****

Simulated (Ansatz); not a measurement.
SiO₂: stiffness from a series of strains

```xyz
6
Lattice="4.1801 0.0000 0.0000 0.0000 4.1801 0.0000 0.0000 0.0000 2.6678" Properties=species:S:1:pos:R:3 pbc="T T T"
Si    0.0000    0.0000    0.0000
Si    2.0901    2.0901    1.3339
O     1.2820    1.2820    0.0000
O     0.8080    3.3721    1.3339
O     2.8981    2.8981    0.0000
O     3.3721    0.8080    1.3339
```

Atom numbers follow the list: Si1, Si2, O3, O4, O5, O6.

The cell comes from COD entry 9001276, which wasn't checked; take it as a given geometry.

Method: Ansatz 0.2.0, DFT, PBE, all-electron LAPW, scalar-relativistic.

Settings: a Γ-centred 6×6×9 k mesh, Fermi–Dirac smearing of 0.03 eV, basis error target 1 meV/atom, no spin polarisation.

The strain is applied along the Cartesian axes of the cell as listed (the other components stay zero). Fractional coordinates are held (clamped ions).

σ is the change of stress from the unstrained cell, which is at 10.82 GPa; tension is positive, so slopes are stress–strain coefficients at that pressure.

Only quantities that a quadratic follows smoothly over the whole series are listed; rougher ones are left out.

****

Action item. Could you transcribe all of the entries exactly, leaving nothing out?

Task solution.
Simulated (Ansatz); not a measurement.
SiO₂: stiffness from a series of strains

```xyz
6
Lattice="4.1801 0.0000 0.0000 0.0000 4.1801 0.0000 0.0000 0.0000 2.6678" Properties=species:S:1:pos:R:3 pbc="T T T"
Si    0.0000    0.0000    0.0000
Si    2.0901    2.0901    1.3339
O     1.2820    1.2820    0.0000
O     0.8080    3.3721    1.3339
O     2.8981    2.8981    0.0000
O     3.3721    0.8080    1.3339
```

Atom numbers follow the list: Si1, Si2, O3, O4, O5, O6.

The cell comes from COD entry 9001276, which wasn't checked; take it as a given geometry.

Method: Ansatz 0.2.0, DFT, PBE, all-electron LAPW, scalar-relativistic.

Settings: a Γ-centred 6×6×9 k mesh, Fermi–Dirac smearing of 0.03 eV, basis error target 1 meV/atom, no spin polarisation.

The strain is applied along the Cartesian axes of the cell as listed (the other components stay zero). Fractional coordinates are held (clamped ions).

σ is the change of stress from the unstrained cell, which is at 10.82 GPa; tension is positive, so slopes are stress–strain coefficients at that pressure.

Only quantities that a quadratic follows smoothly over the whole series are listed; rougher ones are left out.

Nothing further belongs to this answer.